Exercise →
Repeat the listing below in full, keeping every character as it is.

Supplied information →
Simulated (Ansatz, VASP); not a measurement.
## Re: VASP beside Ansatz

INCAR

Solution →
Simulated (Ansatz, VASP); not a measurement.
## Re: VASP beside Ansatz

INCAR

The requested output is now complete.